-- Data for analysis follows --

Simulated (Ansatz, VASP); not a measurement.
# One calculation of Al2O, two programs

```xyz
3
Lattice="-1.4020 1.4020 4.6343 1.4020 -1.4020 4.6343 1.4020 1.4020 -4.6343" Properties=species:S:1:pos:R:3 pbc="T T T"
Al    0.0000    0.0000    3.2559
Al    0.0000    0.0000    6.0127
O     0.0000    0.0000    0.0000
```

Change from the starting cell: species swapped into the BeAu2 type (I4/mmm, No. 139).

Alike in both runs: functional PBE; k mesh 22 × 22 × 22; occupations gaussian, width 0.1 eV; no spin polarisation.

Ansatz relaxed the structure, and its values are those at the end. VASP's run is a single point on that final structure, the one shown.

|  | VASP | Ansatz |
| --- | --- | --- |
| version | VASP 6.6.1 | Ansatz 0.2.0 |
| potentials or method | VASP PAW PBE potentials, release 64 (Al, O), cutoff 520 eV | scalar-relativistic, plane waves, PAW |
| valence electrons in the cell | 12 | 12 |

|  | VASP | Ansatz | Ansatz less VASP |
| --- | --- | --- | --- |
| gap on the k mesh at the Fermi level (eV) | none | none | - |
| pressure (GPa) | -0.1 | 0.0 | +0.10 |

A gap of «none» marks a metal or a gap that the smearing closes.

-- Data for analysis concluded --

= Work request =
Only certain lines are wanted. Please return exactly those from the top of the data through the line with "Alike in both".

= Task result =
Simulated (Ansatz, VASP); not a measurement.
# One calculation of Al2O, two programs

```xyz
3
Lattice="-1.4020 1.4020 4.6343 1.4020 -1.4020 4.6343 1.4020 1.4020 -4.6343" Properties=species:S:1:pos:R:3 pbc="T T T"
Al    0.0000    0.0000    3.2559
Al    0.0000    0.0000    6.0127
O     0.0000    0.0000    0.0000
```

Change from the starting cell: species swapped into the BeAu2 type (I4/mmm, No. 139).

Alike in both runs: functional PBE; k mesh 22 × 22 × 22; occupations gaussian, width 0.1 eV; no spin polarisation.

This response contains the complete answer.